REQUIREMENT:
Where the records below show a line containing "The numbers are", start copying; end with the line containing "Q: The settings", and copy it too.

== Segment start ==
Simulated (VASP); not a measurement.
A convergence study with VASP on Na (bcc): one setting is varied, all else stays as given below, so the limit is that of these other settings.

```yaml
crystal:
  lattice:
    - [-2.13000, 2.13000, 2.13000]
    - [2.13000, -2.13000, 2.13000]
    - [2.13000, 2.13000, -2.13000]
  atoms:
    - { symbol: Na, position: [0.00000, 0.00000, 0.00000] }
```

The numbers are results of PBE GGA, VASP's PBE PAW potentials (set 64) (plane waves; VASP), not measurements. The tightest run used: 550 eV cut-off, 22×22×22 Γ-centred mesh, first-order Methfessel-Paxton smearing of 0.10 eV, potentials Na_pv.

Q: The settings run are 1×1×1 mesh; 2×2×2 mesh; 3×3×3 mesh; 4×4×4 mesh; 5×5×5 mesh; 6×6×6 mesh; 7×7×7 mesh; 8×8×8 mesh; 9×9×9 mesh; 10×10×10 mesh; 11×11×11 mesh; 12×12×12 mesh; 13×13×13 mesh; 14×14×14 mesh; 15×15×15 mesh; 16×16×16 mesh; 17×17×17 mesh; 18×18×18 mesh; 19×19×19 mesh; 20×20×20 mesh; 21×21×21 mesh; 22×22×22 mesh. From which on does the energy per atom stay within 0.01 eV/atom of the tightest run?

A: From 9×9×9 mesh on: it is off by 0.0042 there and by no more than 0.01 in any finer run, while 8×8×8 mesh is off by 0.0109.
== Segment end ==

RESULT:
The numbers are results of PBE GGA, VASP's PBE PAW potentials (set 64) (plane waves; VASP), not measurements. The tightest run used: 550 eV cut-off, 22×22×22 Γ-centred mesh, first-order Methfessel-Paxton smearing of 0.10 eV, potentials Na_pv.

Q: The settings run are 1×1×1 mesh; 2×2×2 mesh; 3×3×3 mesh; 4×4×4 mesh; 5×5×5 mesh; 6×6×6 mesh; 7×7×7 mesh; 8×8×8 mesh; 9×9×9 mesh; 10×10×10 mesh; 11×11×11 mesh; 12×12×12 mesh; 13×13×13 mesh; 14×14×14 mesh; 15×15×15 mesh; 16×16×16 mesh; 17×17×17 mesh; 18×18×18 mesh; 19×19×19 mesh; 20×20×20 mesh; 21×21×21 mesh; 22×22×22 mesh. From which on does the energy per atom stay within 0.01 eV/atom of the tightest run?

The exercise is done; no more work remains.